__________________________________________________

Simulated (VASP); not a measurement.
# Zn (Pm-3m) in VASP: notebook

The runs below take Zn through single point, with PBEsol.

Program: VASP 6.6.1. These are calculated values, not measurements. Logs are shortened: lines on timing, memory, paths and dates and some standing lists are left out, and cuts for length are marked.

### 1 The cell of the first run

__________________________________________________

§ WORK INSTRUCTION
Reproduce the listing above exactly, in its entirety.

§ ANSWER SECTION
Simulated (VASP); not a measurement.
# Zn (Pm-3m) in VASP: notebook

The runs below take Zn through single point, with PBEsol.

Program: VASP 6.6.1. These are calculated values, not measurements. Logs are shortened: lines on timing, memory, paths and dates and some standing lists are left out, and cuts for length are marked.

### 1 The cell of the first run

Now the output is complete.